(Work item)
Below are the records; copy exactly the stretch from the line containing "The axes x, y" through the line containing "(3) Biaxial -2.68", both ends included, and nothing else.

(Information provided)
- - - - - - -
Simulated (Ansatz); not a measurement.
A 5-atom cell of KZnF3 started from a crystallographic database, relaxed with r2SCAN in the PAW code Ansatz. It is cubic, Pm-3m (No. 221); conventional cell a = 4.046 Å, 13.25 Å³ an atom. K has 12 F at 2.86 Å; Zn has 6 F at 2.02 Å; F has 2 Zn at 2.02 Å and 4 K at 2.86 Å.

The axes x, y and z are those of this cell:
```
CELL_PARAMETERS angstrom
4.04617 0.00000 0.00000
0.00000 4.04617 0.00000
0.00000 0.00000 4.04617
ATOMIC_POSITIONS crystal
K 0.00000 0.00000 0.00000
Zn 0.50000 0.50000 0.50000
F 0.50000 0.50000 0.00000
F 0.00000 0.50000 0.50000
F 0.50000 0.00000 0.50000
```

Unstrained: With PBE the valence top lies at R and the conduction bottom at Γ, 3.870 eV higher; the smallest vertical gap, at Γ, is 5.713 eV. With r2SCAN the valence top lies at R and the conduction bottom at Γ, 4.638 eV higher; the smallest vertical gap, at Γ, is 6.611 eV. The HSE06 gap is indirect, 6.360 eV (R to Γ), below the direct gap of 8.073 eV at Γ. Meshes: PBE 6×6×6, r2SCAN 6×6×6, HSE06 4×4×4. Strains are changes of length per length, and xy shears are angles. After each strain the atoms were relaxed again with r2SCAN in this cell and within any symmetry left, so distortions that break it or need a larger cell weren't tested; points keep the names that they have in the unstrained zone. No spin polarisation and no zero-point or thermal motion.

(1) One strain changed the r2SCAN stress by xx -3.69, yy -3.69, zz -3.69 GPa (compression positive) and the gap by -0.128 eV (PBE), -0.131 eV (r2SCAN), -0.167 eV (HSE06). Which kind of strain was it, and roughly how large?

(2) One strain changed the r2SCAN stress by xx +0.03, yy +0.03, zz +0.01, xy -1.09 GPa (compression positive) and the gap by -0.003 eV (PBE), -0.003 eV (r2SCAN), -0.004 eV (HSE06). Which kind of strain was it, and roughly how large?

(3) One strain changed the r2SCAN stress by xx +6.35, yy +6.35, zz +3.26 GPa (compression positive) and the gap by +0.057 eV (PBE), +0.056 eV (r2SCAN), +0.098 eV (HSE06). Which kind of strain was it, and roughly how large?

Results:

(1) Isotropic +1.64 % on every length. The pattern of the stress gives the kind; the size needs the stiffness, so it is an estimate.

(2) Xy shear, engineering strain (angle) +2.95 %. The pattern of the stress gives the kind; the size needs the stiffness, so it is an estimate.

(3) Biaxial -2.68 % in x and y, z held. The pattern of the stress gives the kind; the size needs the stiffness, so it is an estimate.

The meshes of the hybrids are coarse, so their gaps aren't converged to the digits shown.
- - - - - - -

(Written response)
The axes x, y and z are those of this cell:
```
CELL_PARAMETERS angstrom
4.04617 0.00000 0.00000
0.00000 4.04617 0.00000
0.00000 0.00000 4.04617
ATOMIC_POSITIONS crystal
K 0.00000 0.00000 0.00000
Zn 0.50000 0.50000 0.50000
F 0.50000 0.50000 0.00000
F 0.00000 0.50000 0.50000
F 0.50000 0.00000 0.50000
```

Unstrained: With PBE the valence top lies at R and the conduction bottom at Γ, 3.870 eV higher; the smallest vertical gap, at Γ, is 5.713 eV. With r2SCAN the valence top lies at R and the conduction bottom at Γ, 4.638 eV higher; the smallest vertical gap, at Γ, is 6.611 eV. The HSE06 gap is indirect, 6.360 eV (R to Γ), below the direct gap of 8.073 eV at Γ. Meshes: PBE 6×6×6, r2SCAN 6×6×6, HSE06 4×4×4. Strains are changes of length per length, and xy shears are angles. After each strain the atoms were relaxed again with r2SCAN in this cell and within any symmetry left, so distortions that break it or need a larger cell weren't tested; points keep the names that they have in the unstrained zone. No spin polarisation and no zero-point or thermal motion.

(1) One strain changed the r2SCAN stress by xx -3.69, yy -3.69, zz -3.69 GPa (compression positive) and the gap by -0.128 eV (PBE), -0.131 eV (r2SCAN), -0.167 eV (HSE06). Which kind of strain was it, and roughly how large?

(2) One strain changed the r2SCAN stress by xx +0.03, yy +0.03, zz +0.01, xy -1.09 GPa (compression positive) and the gap by -0.003 eV (PBE), -0.003 eV (r2SCAN), -0.004 eV (HSE06). Which kind of strain was it, and roughly how large?

(3) One strain changed the r2SCAN stress by xx +6.35, yy +6.35, zz +3.26 GPa (compression positive) and the gap by +0.057 eV (PBE), +0.056 eV (r2SCAN), +0.098 eV (HSE06). Which kind of strain was it, and roughly how large?

Results:

(1) Isotropic +1.64 % on every length. The pattern of the stress gives the kind; the size needs the stiffness, so it is an estimate.

(2) Xy shear, engineering strain (angle) +2.95 %. The pattern of the stress gives the kind; the size needs the stiffness, so it is an estimate.

(3) Biaxial -2.68 % in x and y, z held. The pattern of the stress gives the kind; the size needs the stiffness, so it is an estimate.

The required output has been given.